**Work task**
Could you repeat every record exactly as it appears?

**Exercise data**
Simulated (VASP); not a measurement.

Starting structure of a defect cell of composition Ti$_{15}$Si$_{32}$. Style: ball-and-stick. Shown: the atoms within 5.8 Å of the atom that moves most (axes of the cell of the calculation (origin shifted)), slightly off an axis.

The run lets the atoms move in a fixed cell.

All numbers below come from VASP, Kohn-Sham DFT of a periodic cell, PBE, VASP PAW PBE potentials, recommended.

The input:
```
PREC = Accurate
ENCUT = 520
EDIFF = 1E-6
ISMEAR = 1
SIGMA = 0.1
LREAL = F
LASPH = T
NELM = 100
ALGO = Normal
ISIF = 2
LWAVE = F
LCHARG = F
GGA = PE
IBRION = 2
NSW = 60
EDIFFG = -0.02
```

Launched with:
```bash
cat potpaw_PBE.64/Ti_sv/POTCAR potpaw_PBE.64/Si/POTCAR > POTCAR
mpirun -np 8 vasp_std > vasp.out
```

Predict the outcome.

**Worked solution**
Simulated (VASP); not a measurement.

Starting structure of a defect cell of composition Ti$_{15}$Si$_{32}$. Style: ball-and-stick. Shown: the atoms within 5.8 Å of the atom that moves most (axes of the cell of the calculation (origin shifted)), slightly off an axis.

The run lets the atoms move in a fixed cell.

All numbers below come from VASP, Kohn-Sham DFT of a periodic cell, PBE, VASP PAW PBE potentials, recommended.

The input:
```
PREC = Accurate
ENCUT = 520
EDIFF = 1E-6
ISMEAR = 1
SIGMA = 0.1
LREAL = F
LASPH = T
NELM = 100
ALGO = Normal
ISIF = 2
LWAVE = F
LCHARG = F
GGA = PE
IBRION = 2
NSW = 60
EDIFFG = -0.02
```

Launched with:
```bash
cat potpaw_PBE.64/Ti_sv/POTCAR potpaw_PBE.64/Si/POTCAR > POTCAR
mpirun -np 8 vasp_std > vasp.out
```

Predict the outcome.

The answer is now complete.